_Work order_: Retype the whole listing below precisely.

Data extracts Block Start
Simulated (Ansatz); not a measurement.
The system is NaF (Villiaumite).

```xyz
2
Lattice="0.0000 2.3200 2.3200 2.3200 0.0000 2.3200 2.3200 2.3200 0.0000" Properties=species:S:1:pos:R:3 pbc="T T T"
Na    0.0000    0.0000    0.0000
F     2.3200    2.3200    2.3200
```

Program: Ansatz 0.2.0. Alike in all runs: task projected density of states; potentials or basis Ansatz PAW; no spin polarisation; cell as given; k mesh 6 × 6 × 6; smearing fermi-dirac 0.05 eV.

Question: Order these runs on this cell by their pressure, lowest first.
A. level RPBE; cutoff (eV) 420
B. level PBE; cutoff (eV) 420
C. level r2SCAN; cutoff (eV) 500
Data extracts Block End

_Task solution_:
Simulated (Ansatz); not a measurement.
The system is NaF (Villiaumite).

```xyz
2
Lattice="0.0000 2.3200 2.3200 2.3200 0.0000 2.3200 2.3200 2.3200 0.0000" Properties=species:S:1:pos:R:3 pbc="T T T"
Na    0.0000    0.0000    0.0000
F     2.3200    2.3200    2.3200
```

Program: Ansatz 0.2.0. Alike in all runs: task projected density of states; potentials or basis Ansatz PAW; no spin polarisation; cell as given; k mesh 6 × 6 × 6; smearing fermi-dirac 0.05 eV.

Question: Order these runs on this cell by their pressure, lowest first.
A. level RPBE; cutoff (eV) 420
B. level PBE; cutoff (eV) 420
C. level r2SCAN; cutoff (eV) 500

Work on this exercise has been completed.